◆ Assigned task: The lines from the start of the records below through the line containing "Problem. Which lines" are to be copied exactly, both ends included, with nothing added.

BEGIN

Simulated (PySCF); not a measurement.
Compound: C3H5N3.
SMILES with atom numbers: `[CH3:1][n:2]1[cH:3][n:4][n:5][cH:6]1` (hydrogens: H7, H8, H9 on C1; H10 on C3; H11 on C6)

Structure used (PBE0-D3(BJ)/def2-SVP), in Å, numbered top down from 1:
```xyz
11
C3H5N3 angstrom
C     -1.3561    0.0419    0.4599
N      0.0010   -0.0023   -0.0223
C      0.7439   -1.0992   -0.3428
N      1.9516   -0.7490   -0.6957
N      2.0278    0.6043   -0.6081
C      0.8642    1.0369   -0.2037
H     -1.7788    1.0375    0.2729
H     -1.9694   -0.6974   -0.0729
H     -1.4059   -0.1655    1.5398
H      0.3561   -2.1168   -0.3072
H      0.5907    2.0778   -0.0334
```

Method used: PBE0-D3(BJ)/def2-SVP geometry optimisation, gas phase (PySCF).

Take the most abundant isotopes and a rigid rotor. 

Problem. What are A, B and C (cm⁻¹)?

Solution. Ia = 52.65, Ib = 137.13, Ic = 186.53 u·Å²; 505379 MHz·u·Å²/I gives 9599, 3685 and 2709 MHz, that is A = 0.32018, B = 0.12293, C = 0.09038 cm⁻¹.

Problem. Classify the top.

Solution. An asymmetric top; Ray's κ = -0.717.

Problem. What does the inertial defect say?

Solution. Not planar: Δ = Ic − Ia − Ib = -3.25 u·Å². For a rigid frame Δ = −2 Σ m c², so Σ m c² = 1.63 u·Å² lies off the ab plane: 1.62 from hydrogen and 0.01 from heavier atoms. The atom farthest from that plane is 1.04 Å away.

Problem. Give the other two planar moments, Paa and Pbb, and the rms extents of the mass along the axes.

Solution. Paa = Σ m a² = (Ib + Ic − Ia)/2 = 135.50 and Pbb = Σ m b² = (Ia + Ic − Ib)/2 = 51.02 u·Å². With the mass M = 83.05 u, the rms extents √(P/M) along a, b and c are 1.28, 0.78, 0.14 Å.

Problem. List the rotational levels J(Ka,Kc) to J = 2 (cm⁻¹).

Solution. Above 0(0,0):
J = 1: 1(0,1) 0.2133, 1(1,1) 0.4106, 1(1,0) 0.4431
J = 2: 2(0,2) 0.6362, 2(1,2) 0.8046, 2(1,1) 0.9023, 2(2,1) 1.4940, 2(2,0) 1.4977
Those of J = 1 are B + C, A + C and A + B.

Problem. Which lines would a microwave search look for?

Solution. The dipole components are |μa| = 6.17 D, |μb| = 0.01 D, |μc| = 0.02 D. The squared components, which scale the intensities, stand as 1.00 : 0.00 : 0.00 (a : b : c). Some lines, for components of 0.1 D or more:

END

◆ Answer box:
Simulated (PySCF); not a measurement.
Compound: C3H5N3.
SMILES with atom numbers: `[CH3:1][n:2]1[cH:3][n:4][n:5][cH:6]1` (hydrogens: H7, H8, H9 on C1; H10 on C3; H11 on C6)

Structure used (PBE0-D3(BJ)/def2-SVP), in Å, numbered top down from 1:
```xyz
11
C3H5N3 angstrom
C     -1.3561    0.0419    0.4599
N      0.0010   -0.0023   -0.0223
C      0.7439   -1.0992   -0.3428
N      1.9516   -0.7490   -0.6957
N      2.0278    0.6043   -0.6081
C      0.8642    1.0369   -0.2037
H     -1.7788    1.0375    0.2729
H     -1.9694   -0.6974   -0.0729
H     -1.4059   -0.1655    1.5398
H      0.3561   -2.1168   -0.3072
H      0.5907    2.0778   -0.0334
```

Method used: PBE0-D3(BJ)/def2-SVP geometry optimisation, gas phase (PySCF).

Take the most abundant isotopes and a rigid rotor. 

Problem. What are A, B and C (cm⁻¹)?

Solution. Ia = 52.65, Ib = 137.13, Ic = 186.53 u·Å²; 505379 MHz·u·Å²/I gives 9599, 3685 and 2709 MHz, that is A = 0.32018, B = 0.12293, C = 0.09038 cm⁻¹.

Problem. Classify the top.

Solution. An asymmetric top; Ray's κ = -0.717.

Problem. What does the inertial defect say?

Solution. Not planar: Δ = Ic − Ia − Ib = -3.25 u·Å². For a rigid frame Δ = −2 Σ m c², so Σ m c² = 1.63 u·Å² lies off the ab plane: 1.62 from hydrogen and 0.01 from heavier atoms. The atom farthest from that plane is 1.04 Å away.

Problem. Give the other two planar moments, Paa and Pbb, and the rms extents of the mass along the axes.

Solution. Paa = Σ m a² = (Ib + Ic − Ia)/2 = 135.50 and Pbb = Σ m b² = (Ia + Ic − Ib)/2 = 51.02 u·Å². With the mass M = 83.05 u, the rms extents √(P/M) along a, b and c are 1.28, 0.78, 0.14 Å.

Problem. List the rotational levels J(Ka,Kc) to J = 2 (cm⁻¹).

Solution. Above 0(0,0):
J = 1: 1(0,1) 0.2133, 1(1,1) 0.4106, 1(1,0) 0.4431
J = 2: 2(0,2) 0.6362, 2(1,2) 0.8046, 2(1,1) 0.9023, 2(2,1) 1.4940, 2(2,0) 1.4977
Those of J = 1 are B + C, A + C and A + B.

Problem. Which lines would a microwave search look for?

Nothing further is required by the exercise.